▶ Activity
Every single entry must be reproduced precisely.

####################

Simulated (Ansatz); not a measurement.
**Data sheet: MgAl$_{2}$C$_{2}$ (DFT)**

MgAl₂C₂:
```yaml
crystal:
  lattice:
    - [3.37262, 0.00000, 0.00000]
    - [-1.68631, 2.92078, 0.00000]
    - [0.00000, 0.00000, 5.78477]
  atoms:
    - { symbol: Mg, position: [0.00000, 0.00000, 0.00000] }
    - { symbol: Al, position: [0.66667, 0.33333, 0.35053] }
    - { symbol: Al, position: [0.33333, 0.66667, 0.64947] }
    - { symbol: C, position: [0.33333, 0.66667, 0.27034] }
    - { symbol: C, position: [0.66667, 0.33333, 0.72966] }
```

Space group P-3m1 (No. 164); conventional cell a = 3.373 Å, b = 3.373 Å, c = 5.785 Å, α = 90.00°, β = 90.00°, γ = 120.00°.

####################

▶ Task result
Simulated (Ansatz); not a measurement.
**Data sheet: MgAl$_{2}$C$_{2}$ (DFT)**

MgAl₂C₂:
```yaml
crystal:
  lattice:
    - [3.37262, 0.00000, 0.00000]
    - [-1.68631, 2.92078, 0.00000]
    - [0.00000, 0.00000, 5.78477]
  atoms:
    - { symbol: Mg, position: [0.00000, 0.00000, 0.00000] }
    - { symbol: Al, position: [0.66667, 0.33333, 0.35053] }
    - { symbol: Al, position: [0.33333, 0.66667, 0.64947] }
    - { symbol: C, position: [0.33333, 0.66667, 0.27034] }
    - { symbol: C, position: [0.66667, 0.33333, 0.72966] }
```

Space group P-3m1 (No. 164); conventional cell a = 3.373 Å, b = 3.373 Å, c = 5.785 Å, α = 90.00°, β = 90.00°, γ = 120.00°.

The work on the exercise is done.